◆ **ASSIGNED TASK**
Once the data has been read, print it back in full, exactly.

◆ **MATERIAL SUPPLIED**
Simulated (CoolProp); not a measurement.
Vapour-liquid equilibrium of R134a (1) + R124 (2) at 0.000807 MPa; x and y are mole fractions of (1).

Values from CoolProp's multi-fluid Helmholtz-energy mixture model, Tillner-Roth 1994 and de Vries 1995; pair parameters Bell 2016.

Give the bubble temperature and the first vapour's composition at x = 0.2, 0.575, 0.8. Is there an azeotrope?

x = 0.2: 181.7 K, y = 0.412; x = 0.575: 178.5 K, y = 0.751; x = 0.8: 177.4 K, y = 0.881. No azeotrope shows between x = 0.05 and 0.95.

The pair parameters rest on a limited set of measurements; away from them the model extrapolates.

◆ **EXERCISE SOLUTION**
Simulated (CoolProp); not a measurement.
Vapour-liquid equilibrium of R134a (1) + R124 (2) at 0.000807 MPa; x and y are mole fractions of (1).

Values from CoolProp's multi-fluid Helmholtz-energy mixture model, Tillner-Roth 1994 and de Vries 1995; pair parameters Bell 2016.

Give the bubble temperature and the first vapour's composition at x = 0.2, 0.575, 0.8. Is there an azeotrope?

x = 0.2: 181.7 K, y = 0.412; x = 0.575: 178.5 K, y = 0.751; x = 0.8: 177.4 K, y = 0.881. No azeotrope shows between x = 0.05 and 0.95.

The pair parameters rest on a limited set of measurements; away from them the model extrapolates.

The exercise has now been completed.